• _Action item_:
Repeat the listing in full, word for word.

+++ Source material +++

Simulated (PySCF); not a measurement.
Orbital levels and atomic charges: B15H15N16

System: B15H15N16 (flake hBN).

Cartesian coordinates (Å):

+++

• _Exercise result_:
Simulated (PySCF); not a measurement.
Orbital levels and atomic charges: B15H15N16

System: B15H15N16 (flake hBN).

Cartesian coordinates (Å):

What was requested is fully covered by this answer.